Assigned task: For this exercise, transcribe all of the entries exactly.

Record extracts:
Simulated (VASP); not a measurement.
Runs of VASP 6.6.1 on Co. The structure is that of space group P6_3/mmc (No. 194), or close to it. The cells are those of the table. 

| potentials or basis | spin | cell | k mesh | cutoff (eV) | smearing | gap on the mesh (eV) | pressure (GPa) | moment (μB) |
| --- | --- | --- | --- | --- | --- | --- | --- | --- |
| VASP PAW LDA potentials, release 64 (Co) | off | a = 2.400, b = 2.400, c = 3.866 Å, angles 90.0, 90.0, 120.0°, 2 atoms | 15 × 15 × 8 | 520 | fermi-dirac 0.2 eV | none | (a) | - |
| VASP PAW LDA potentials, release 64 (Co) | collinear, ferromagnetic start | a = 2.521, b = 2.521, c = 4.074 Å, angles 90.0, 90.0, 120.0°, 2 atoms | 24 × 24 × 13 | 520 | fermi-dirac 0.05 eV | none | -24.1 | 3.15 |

Answer space:
Simulated (VASP); not a measurement.
Runs of VASP 6.6.1 on Co. The structure is that of space group P6_3/mmc (No. 194), or close to it. The cells are those of the table. 

| potentials or basis | spin | cell | k mesh | cutoff (eV) | smearing | gap on the mesh (eV) | pressure (GPa) | moment (μB) |
| --- | --- | --- | --- | --- | --- | --- | --- | --- |
| VASP PAW LDA potentials, release 64 (Co) | off | a = 2.400, b = 2.400, c = 3.866 Å, angles 90.0, 90.0, 120.0°, 2 atoms | 15 × 15 × 8 | 520 | fermi-dirac 0.2 eV | none | (a) | - |
| VASP PAW LDA potentials, release 64 (Co) | collinear, ferromagnetic start | a = 2.521, b = 2.521, c = 4.074 Å, angles 90.0, 90.0, 120.0°, 2 atoms | 24 × 24 × 13 | 520 | fermi-dirac 0.05 eV | none | -24.1 | 3.15 |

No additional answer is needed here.